Activity:
Reproduce exactly the lines from the top of the records below through the line holding "## (1) Starting point".

§
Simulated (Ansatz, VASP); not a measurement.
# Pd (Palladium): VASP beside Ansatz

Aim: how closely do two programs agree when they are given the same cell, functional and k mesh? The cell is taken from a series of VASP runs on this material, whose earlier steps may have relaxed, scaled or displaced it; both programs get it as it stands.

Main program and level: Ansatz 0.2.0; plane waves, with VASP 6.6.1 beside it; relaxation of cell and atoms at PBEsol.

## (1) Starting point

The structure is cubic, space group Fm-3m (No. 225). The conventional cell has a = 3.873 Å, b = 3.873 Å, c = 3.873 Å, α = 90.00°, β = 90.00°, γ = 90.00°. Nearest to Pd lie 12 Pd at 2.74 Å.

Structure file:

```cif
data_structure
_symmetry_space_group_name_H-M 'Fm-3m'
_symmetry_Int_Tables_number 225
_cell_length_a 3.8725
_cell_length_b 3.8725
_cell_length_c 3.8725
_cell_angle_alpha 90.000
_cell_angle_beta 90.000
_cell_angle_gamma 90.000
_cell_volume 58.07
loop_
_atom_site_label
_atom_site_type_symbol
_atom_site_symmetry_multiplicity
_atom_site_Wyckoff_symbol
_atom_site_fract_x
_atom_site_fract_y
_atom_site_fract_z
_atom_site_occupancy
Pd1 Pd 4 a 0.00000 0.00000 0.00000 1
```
§

Response:
Simulated (Ansatz, VASP); not a measurement.
# Pd (Palladium): VASP beside Ansatz

Aim: how closely do two programs agree when they are given the same cell, functional and k mesh? The cell is taken from a series of VASP runs on this material, whose earlier steps may have relaxed, scaled or displaced it; both programs get it as it stands.

Main program and level: Ansatz 0.2.0; plane waves, with VASP 6.6.1 beside it; relaxation of cell and atoms at PBEsol.

## (1) Starting point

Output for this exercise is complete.